### [TASK ITEM]
Every line in the listing below from the one with "Moments meant for" through the one with "Method of the" is to be reproduced exactly, both ends included; leave out the rest.

### [DATA SHOWN]
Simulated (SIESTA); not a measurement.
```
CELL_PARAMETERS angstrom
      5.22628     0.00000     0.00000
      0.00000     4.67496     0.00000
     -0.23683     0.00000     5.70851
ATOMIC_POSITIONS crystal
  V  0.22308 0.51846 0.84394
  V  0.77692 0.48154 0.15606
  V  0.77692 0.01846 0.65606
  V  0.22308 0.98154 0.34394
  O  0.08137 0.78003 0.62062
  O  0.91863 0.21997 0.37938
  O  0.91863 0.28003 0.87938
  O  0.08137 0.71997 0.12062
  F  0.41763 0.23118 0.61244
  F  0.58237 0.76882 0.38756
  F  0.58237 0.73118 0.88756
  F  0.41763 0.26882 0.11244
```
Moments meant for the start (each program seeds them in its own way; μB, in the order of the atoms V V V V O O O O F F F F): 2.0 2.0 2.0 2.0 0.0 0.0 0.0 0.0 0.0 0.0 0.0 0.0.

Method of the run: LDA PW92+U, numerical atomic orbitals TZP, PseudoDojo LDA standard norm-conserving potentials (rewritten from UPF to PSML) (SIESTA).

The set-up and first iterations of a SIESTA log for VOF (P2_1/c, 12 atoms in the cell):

### [RESPONSE BOX]
Moments meant for the start (each program seeds them in its own way; μB, in the order of the atoms V V V V O O O O F F F F): 2.0 2.0 2.0 2.0 0.0 0.0 0.0 0.0 0.0 0.0 0.0 0.0.

Method of the run: LDA PW92+U, numerical atomic orbitals TZP, PseudoDojo LDA standard norm-conserving potentials (rewritten from UPF to PSML) (SIESTA).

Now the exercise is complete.